▸ **Exercise**: Could every line of the data be copied out once more, exactly?

——————
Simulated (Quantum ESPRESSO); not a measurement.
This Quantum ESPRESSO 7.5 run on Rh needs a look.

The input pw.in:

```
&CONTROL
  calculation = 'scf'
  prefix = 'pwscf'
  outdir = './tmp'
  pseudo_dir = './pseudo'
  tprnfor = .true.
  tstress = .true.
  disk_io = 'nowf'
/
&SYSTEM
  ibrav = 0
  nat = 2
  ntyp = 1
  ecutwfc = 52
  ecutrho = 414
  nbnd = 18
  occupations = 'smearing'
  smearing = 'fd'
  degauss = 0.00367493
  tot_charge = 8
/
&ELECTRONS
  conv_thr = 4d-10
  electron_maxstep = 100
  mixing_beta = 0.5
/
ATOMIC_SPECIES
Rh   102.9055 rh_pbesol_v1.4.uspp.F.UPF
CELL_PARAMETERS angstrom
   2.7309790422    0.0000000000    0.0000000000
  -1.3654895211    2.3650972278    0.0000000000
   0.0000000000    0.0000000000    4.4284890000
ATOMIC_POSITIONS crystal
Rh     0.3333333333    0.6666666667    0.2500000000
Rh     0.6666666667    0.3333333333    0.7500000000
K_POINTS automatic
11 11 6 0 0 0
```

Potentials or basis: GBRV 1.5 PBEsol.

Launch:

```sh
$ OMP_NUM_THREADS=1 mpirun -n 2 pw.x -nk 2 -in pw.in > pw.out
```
——————

▸ **Exercise response**:
Simulated (Quantum ESPRESSO); not a measurement.
This Quantum ESPRESSO 7.5 run on Rh needs a look.

The input pw.in:

```
&CONTROL
  calculation = 'scf'
  prefix = 'pwscf'
  outdir = './tmp'
  pseudo_dir = './pseudo'
  tprnfor = .true.
  tstress = .true.
  disk_io = 'nowf'
/
&SYSTEM
  ibrav = 0
  nat = 2
  ntyp = 1
  ecutwfc = 52
  ecutrho = 414
  nbnd = 18
  occupations = 'smearing'
  smearing = 'fd'
  degauss = 0.00367493
  tot_charge = 8
/
&ELECTRONS
  conv_thr = 4d-10
  electron_maxstep = 100
  mixing_beta = 0.5
/
ATOMIC_SPECIES
Rh   102.9055 rh_pbesol_v1.4.uspp.F.UPF
CELL_PARAMETERS angstrom
   2.7309790422    0.0000000000    0.0000000000
  -1.3654895211    2.3650972278    0.0000000000
   0.0000000000    0.0000000000    4.4284890000
ATOMIC_POSITIONS crystal
Rh     0.3333333333    0.6666666667    0.2500000000
Rh     0.6666666667    0.3333333333    0.7500000000
K_POINTS automatic
11 11 6 0 0 0
```

Potentials or basis: GBRV 1.5 PBEsol.

Launch:

```sh
$ OMP_NUM_THREADS=1 mpirun -n 2 pw.x -nk 2 -in pw.in > pw.out
```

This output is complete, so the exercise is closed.